The entries below should be copied exactly and completely.

Extracted records.
►
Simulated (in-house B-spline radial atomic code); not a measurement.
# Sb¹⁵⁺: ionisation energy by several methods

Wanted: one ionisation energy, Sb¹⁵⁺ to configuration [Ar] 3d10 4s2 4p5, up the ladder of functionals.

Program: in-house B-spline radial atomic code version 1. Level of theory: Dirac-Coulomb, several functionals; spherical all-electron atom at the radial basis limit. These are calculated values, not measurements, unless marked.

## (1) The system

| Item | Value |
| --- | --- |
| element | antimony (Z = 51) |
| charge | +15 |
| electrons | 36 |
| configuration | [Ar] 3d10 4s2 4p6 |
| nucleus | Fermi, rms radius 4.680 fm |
◄

Written answer.
Simulated (in-house B-spline radial atomic code); not a measurement.
# Sb¹⁵⁺: ionisation energy by several methods

Wanted: one ionisation energy, Sb¹⁵⁺ to configuration [Ar] 3d10 4s2 4p5, up the ladder of functionals.

Program: in-house B-spline radial atomic code version 1. Level of theory: Dirac-Coulomb, several functionals; spherical all-electron atom at the radial basis limit. These are calculated values, not measurements, unless marked.

## (1) The system

| Item | Value |
| --- | --- |
| element | antimony (Z = 51) |
| charge | +15 |
| electrons | 36 |
| configuration | [Ar] 3d10 4s2 4p6 |
| nucleus | Fermi, rms radius 4.680 fm |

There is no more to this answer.